(Available data)

+ + + +

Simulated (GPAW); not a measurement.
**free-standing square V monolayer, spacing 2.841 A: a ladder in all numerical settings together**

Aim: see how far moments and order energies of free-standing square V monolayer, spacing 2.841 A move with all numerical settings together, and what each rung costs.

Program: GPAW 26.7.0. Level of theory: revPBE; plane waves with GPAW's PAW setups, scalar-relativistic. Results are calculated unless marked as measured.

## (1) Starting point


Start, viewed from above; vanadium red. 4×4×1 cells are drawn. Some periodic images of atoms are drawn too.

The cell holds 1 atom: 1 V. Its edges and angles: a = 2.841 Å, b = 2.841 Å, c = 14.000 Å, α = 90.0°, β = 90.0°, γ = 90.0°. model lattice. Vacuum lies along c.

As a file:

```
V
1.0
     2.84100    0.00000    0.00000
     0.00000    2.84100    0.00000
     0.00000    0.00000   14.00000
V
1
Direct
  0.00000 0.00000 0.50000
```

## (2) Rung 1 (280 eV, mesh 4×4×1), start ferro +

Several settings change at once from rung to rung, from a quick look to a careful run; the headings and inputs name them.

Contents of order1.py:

+ + + +

(Work order) When you retype the data above, start at its first line, stop after the line containing "Several settings change", and leave out everything else.

(Exercise solution)
Simulated (GPAW); not a measurement.
**free-standing square V monolayer, spacing 2.841 A: a ladder in all numerical settings together**

Aim: see how far moments and order energies of free-standing square V monolayer, spacing 2.841 A move with all numerical settings together, and what each rung costs.

Program: GPAW 26.7.0. Level of theory: revPBE; plane waves with GPAW's PAW setups, scalar-relativistic. Results are calculated unless marked as measured.

## (1) Starting point


Start, viewed from above; vanadium red. 4×4×1 cells are drawn. Some periodic images of atoms are drawn too.

The cell holds 1 atom: 1 V. Its edges and angles: a = 2.841 Å, b = 2.841 Å, c = 14.000 Å, α = 90.0°, β = 90.0°, γ = 90.0°. model lattice. Vacuum lies along c.

As a file:

```
V
1.0
     2.84100    0.00000    0.00000
     0.00000    2.84100    0.00000
     0.00000    0.00000   14.00000
V
1
Direct
  0.00000 0.00000 0.50000
```

## (2) Rung 1 (280 eV, mesh 4×4×1), start ferro +

Several settings change at once from rung to rung, from a quick look to a careful run; the headings and inputs name them.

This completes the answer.